== Excerpted data ==
○ ○ ○

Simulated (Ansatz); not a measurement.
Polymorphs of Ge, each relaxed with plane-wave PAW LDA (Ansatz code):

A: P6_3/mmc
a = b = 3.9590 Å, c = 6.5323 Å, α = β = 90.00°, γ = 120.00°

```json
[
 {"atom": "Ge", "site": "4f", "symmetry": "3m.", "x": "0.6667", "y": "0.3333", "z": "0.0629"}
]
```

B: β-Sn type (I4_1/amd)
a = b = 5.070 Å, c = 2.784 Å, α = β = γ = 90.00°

○ ○ ○

== Brief ==
What you give back should be the full listing, copied exactly.

== Task solution ==
Simulated (Ansatz); not a measurement.
Polymorphs of Ge, each relaxed with plane-wave PAW LDA (Ansatz code):

A: P6_3/mmc
a = b = 3.9590 Å, c = 6.5323 Å, α = β = 90.00°, γ = 120.00°

```json
[
 {"atom": "Ge", "site": "4f", "symmetry": "3m.", "x": "0.6667", "y": "0.3333", "z": "0.0629"}
]
```

B: β-Sn type (I4_1/amd)
a = b = 5.070 Å, c = 2.784 Å, α = β = γ = 90.00°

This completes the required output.